● MATERIAL SUPPLIED
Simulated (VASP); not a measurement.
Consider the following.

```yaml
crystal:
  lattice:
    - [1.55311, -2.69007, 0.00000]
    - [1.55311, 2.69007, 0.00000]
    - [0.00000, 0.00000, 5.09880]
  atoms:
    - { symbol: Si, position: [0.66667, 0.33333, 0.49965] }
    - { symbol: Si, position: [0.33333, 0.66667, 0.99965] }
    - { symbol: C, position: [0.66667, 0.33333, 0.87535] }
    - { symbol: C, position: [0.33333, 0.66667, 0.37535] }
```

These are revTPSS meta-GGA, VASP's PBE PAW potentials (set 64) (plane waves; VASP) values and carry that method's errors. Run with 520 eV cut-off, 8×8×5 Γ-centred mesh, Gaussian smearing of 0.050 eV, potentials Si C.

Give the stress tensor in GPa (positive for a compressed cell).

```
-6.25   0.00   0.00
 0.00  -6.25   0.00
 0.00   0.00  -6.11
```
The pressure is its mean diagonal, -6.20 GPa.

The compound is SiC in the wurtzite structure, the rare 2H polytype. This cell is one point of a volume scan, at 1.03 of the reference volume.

● WORK REQUEST
Write out the records exactly, starting at the first line and stopping after the line that contains "The pressure is its mean diagonal, -6.20 GPa.".

● PROBLEM SOLUTION
Simulated (VASP); not a measurement.
Consider the following.

```yaml
crystal:
  lattice:
    - [1.55311, -2.69007, 0.00000]
    - [1.55311, 2.69007, 0.00000]
    - [0.00000, 0.00000, 5.09880]
  atoms:
    - { symbol: Si, position: [0.66667, 0.33333, 0.49965] }
    - { symbol: Si, position: [0.33333, 0.66667, 0.99965] }
    - { symbol: C, position: [0.66667, 0.33333, 0.87535] }
    - { symbol: C, position: [0.33333, 0.66667, 0.37535] }
```

These are revTPSS meta-GGA, VASP's PBE PAW potentials (set 64) (plane waves; VASP) values and carry that method's errors. Run with 520 eV cut-off, 8×8×5 Γ-centred mesh, Gaussian smearing of 0.050 eV, potentials Si C.

Give the stress tensor in GPa (positive for a compressed cell).

```
-6.25   0.00   0.00
 0.00  -6.25   0.00
 0.00   0.00  -6.11
```
The pressure is its mean diagonal, -6.20 GPa.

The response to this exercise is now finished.